Task item. Word for word, return the lines from the start of the entries below through the line that has "Task: What reaction".

********

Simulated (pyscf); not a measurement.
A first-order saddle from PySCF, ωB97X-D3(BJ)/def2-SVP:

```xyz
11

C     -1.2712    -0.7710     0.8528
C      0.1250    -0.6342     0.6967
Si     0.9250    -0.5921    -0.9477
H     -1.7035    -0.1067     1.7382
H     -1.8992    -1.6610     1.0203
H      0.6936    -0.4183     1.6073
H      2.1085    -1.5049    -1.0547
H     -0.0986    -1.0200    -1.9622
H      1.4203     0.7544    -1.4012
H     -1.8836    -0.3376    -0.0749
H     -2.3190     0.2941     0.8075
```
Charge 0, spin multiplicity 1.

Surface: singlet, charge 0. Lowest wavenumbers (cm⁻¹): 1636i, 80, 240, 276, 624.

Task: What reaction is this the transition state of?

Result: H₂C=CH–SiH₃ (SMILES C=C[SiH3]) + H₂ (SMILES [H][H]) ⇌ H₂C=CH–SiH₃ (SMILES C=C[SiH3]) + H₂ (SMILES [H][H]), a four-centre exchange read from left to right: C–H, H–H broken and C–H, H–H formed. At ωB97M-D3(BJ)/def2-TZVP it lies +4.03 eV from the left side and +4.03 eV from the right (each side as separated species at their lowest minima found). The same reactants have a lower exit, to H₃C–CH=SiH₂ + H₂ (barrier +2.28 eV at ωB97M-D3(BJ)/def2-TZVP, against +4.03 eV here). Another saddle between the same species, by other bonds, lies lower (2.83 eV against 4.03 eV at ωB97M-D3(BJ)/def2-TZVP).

********

Written solution.
Simulated (pyscf); not a measurement.
A first-order saddle from PySCF, ωB97X-D3(BJ)/def2-SVP:

```xyz
11

C     -1.2712    -0.7710     0.8528
C      0.1250    -0.6342     0.6967
Si     0.9250    -0.5921    -0.9477
H     -1.7035    -0.1067     1.7382
H     -1.8992    -1.6610     1.0203
H      0.6936    -0.4183     1.6073
H      2.1085    -1.5049    -1.0547
H     -0.0986    -1.0200    -1.9622
H      1.4203     0.7544    -1.4012
H     -1.8836    -0.3376    -0.0749
H     -2.3190     0.2941     0.8075
```
Charge 0, spin multiplicity 1.

Surface: singlet, charge 0. Lowest wavenumbers (cm⁻¹): 1636i, 80, 240, 276, 624.

Task: What reaction is this the transition state of?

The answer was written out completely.